Action item: Return exactly the lines below, starting with the one that has "The structure is" and going on through the one that has "The typed start".

____________

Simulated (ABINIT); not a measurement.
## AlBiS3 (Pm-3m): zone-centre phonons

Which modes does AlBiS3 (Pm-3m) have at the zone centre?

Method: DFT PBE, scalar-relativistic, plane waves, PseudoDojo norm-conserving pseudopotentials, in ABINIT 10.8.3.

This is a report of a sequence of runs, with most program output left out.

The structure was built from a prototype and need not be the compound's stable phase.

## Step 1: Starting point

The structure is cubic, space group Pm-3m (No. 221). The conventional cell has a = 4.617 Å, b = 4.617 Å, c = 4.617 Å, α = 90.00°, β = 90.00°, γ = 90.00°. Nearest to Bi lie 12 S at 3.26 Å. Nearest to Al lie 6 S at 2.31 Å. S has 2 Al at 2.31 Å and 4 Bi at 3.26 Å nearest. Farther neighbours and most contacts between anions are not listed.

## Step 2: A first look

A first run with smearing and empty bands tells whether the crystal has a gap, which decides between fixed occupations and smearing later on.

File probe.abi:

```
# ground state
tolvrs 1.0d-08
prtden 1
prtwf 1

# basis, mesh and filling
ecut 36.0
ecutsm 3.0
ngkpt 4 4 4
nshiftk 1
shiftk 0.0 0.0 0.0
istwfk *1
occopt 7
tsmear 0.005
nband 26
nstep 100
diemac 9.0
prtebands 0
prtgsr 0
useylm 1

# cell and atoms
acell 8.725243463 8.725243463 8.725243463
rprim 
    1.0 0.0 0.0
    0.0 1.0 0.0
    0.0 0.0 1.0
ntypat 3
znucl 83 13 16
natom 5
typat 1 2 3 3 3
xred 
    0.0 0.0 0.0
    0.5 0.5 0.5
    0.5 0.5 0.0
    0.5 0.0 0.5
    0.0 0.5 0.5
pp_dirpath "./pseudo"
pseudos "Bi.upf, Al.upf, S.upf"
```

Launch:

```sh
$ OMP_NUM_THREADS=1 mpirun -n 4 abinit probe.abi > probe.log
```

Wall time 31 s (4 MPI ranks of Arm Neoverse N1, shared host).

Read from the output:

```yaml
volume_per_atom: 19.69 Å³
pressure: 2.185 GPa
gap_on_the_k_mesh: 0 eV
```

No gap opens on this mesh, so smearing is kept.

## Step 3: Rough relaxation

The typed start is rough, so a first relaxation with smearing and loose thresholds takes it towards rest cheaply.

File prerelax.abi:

____________

Exercise result:
The structure is cubic, space group Pm-3m (No. 221). The conventional cell has a = 4.617 Å, b = 4.617 Å, c = 4.617 Å, α = 90.00°, β = 90.00°, γ = 90.00°. Nearest to Bi lie 12 S at 3.26 Å. Nearest to Al lie 6 S at 2.31 Å. S has 2 Al at 2.31 Å and 4 Bi at 3.26 Å nearest. Farther neighbours and most contacts between anions are not listed.

## Step 2: A first look

A first run with smearing and empty bands tells whether the crystal has a gap, which decides between fixed occupations and smearing later on.

File probe.abi:

```
# ground state
tolvrs 1.0d-08
prtden 1
prtwf 1

# basis, mesh and filling
ecut 36.0
ecutsm 3.0
ngkpt 4 4 4
nshiftk 1
shiftk 0.0 0.0 0.0
istwfk *1
occopt 7
tsmear 0.005
nband 26
nstep 100
diemac 9.0
prtebands 0
prtgsr 0
useylm 1

# cell and atoms
acell 8.725243463 8.725243463 8.725243463
rprim 
    1.0 0.0 0.0
    0.0 1.0 0.0
    0.0 0.0 1.0
ntypat 3
znucl 83 13 16
natom 5
typat 1 2 3 3 3
xred 
    0.0 0.0 0.0
    0.5 0.5 0.5
    0.5 0.5 0.0
    0.5 0.0 0.5
    0.0 0.5 0.5
pp_dirpath "./pseudo"
pseudos "Bi.upf, Al.upf, S.upf"
```

Launch:

```sh
$ OMP_NUM_THREADS=1 mpirun -n 4 abinit probe.abi > probe.log
```

Wall time 31 s (4 MPI ranks of Arm Neoverse N1, shared host).

Read from the output:

```yaml
volume_per_atom: 19.69 Å³
pressure: 2.185 GPa
gap_on_the_k_mesh: 0 eV
```

No gap opens on this mesh, so smearing is kept.

## Step 3: Rough relaxation

The typed start is rough, so a first relaxation with smearing and loose thresholds takes it towards rest cheaply.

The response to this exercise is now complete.